_ACTIVITY_
Starting at the first line of the listing below and ending at the line with "Born–Oppenheimer molecular dynamics", copy each line exactly.

_EXCERPTED RECORDS_
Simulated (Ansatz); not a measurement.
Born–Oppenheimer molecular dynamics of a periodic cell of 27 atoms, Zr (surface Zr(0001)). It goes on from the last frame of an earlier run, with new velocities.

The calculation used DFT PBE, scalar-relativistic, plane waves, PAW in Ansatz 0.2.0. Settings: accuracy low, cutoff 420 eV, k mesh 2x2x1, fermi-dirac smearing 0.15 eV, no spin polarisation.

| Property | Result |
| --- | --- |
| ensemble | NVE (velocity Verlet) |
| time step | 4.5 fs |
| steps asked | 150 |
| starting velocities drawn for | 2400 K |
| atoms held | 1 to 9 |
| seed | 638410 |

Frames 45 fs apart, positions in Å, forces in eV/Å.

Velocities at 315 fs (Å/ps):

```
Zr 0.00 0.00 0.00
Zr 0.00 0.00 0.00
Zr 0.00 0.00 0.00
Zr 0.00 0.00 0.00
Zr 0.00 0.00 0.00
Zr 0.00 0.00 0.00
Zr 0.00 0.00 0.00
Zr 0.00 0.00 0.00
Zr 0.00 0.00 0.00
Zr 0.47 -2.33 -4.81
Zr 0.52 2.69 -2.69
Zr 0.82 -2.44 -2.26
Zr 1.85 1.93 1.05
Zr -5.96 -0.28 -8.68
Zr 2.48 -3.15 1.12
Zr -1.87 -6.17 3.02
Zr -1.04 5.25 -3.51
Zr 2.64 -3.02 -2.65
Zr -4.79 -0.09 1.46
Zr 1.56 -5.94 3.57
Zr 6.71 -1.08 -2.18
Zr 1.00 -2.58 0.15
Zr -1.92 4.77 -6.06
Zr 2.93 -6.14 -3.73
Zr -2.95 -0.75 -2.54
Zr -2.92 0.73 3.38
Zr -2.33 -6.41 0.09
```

_TASK RESPONSE_
Simulated (Ansatz); not a measurement.
Born–Oppenheimer molecular dynamics of a periodic cell of 27 atoms, Zr (surface Zr(0001)). It goes on from the last frame of an earlier run, with new velocities.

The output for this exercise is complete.